== DATASET RECORDS ==

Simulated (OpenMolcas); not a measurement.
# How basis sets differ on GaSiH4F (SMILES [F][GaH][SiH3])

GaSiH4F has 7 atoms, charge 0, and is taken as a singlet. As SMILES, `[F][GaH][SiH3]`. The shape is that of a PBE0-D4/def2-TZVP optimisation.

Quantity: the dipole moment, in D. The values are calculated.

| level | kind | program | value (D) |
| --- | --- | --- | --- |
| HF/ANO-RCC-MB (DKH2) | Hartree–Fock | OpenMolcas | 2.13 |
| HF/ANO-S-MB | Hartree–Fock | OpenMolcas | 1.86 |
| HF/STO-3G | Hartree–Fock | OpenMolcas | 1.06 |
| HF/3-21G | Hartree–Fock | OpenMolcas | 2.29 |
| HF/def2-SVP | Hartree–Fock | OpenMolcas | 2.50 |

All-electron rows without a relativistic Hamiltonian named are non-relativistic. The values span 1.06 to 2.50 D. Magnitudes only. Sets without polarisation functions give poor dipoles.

===

• WORK ITEM: Repeat every line exactly, starting with the first line of the entries, and stop once the line containing "OpenMolcas | 2.50 |" has been given.

• REPLY:
Simulated (OpenMolcas); not a measurement.
# How basis sets differ on GaSiH4F (SMILES [F][GaH][SiH3])

GaSiH4F has 7 atoms, charge 0, and is taken as a singlet. As SMILES, `[F][GaH][SiH3]`. The shape is that of a PBE0-D4/def2-TZVP optimisation.

Quantity: the dipole moment, in D. The values are calculated.

| level | kind | program | value (D) |
| --- | --- | --- | --- |
| HF/ANO-RCC-MB (DKH2) | Hartree–Fock | OpenMolcas | 2.13 |
| HF/ANO-S-MB | Hartree–Fock | OpenMolcas | 1.86 |
| HF/STO-3G | Hartree–Fock | OpenMolcas | 1.06 |
| HF/3-21G | Hartree–Fock | OpenMolcas | 2.29 |
| HF/def2-SVP | Hartree–Fock | OpenMolcas | 2.50 |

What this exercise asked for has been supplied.